### REQUIRED ACTION
Nothing but the lines from the one containing "BaO: sweep of GW parameters" through the one containing "This is not", both included, should be given again, each exactly as written below.

#### EXTRACTED ENTRIES
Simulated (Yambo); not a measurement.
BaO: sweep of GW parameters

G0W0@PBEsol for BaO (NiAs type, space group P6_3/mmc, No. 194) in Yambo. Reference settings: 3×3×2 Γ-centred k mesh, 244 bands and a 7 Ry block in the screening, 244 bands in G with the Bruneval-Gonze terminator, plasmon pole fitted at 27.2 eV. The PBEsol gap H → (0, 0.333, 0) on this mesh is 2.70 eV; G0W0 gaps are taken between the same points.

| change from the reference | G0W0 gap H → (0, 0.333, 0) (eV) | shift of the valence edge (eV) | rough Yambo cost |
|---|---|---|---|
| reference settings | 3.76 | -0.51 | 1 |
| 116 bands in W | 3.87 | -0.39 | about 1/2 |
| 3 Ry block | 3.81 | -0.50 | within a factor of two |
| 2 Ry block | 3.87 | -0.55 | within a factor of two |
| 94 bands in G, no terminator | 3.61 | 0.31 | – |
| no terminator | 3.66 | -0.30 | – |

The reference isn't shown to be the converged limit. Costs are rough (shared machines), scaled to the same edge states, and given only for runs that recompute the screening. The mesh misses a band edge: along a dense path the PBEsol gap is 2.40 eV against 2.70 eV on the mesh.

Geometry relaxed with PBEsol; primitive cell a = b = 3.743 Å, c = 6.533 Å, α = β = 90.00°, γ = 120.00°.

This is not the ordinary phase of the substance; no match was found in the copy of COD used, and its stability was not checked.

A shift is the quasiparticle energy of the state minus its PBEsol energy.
########

### REPLY
BaO: sweep of GW parameters

G0W0@PBEsol for BaO (NiAs type, space group P6_3/mmc, No. 194) in Yambo. Reference settings: 3×3×2 Γ-centred k mesh, 244 bands and a 7 Ry block in the screening, 244 bands in G with the Bruneval-Gonze terminator, plasmon pole fitted at 27.2 eV. The PBEsol gap H → (0, 0.333, 0) on this mesh is 2.70 eV; G0W0 gaps are taken between the same points.

| change from the reference | G0W0 gap H → (0, 0.333, 0) (eV) | shift of the valence edge (eV) | rough Yambo cost |
|---|---|---|---|
| reference settings | 3.76 | -0.51 | 1 |
| 116 bands in W | 3.87 | -0.39 | about 1/2 |
| 3 Ry block | 3.81 | -0.50 | within a factor of two |
| 2 Ry block | 3.87 | -0.55 | within a factor of two |
| 94 bands in G, no terminator | 3.61 | 0.31 | – |
| no terminator | 3.66 | -0.30 | – |

The reference isn't shown to be the converged limit. Costs are rough (shared machines), scaled to the same edge states, and given only for runs that recompute the screening. The mesh misses a band edge: along a dense path the PBEsol gap is 2.40 eV against 2.70 eV on the mesh.

Geometry relaxed with PBEsol; primitive cell a = b = 3.743 Å, c = 6.533 Å, α = β = 90.00°, γ = 120.00°.

This is not the ordinary phase of the substance; no match was found in the copy of COD used, and its stability was not checked.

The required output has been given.